□ □ □

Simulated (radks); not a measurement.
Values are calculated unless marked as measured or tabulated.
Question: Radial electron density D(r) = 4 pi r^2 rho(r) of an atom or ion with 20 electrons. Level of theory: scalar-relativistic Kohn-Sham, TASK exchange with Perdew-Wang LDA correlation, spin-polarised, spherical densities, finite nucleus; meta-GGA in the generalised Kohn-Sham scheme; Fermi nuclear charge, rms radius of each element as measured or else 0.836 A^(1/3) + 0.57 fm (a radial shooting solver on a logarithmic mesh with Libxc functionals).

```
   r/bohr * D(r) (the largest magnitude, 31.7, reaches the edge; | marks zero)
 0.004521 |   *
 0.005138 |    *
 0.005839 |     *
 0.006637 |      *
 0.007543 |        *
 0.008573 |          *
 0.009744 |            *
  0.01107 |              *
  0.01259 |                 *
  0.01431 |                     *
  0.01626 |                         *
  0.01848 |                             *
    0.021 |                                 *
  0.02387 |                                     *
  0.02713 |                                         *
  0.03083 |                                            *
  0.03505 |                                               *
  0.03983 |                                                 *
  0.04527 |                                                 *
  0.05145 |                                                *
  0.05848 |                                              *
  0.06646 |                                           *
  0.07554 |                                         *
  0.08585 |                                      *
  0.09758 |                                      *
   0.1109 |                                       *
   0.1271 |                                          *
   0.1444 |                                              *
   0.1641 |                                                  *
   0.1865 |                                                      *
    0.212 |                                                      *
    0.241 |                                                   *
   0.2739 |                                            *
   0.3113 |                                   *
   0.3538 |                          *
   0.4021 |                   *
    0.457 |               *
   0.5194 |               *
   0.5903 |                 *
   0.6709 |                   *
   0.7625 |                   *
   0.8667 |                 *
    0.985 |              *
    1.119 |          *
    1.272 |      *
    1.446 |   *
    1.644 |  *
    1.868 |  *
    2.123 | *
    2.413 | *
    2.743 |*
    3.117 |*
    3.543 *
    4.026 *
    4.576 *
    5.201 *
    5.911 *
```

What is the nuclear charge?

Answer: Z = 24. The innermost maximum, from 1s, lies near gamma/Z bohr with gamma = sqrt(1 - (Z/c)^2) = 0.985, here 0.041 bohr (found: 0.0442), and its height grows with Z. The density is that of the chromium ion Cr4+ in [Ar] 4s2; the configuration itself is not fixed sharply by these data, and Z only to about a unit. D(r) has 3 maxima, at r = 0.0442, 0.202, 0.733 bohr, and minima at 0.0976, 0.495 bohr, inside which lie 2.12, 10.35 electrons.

□ □ □

> _Requirement_
Transcribe only the lines from the beginning of the entries to the line with "Values are calculated", inclusive, exactly as written.

> _Problem solution_
Simulated (radks); not a measurement.
Values are calculated unless marked as measured or tabulated.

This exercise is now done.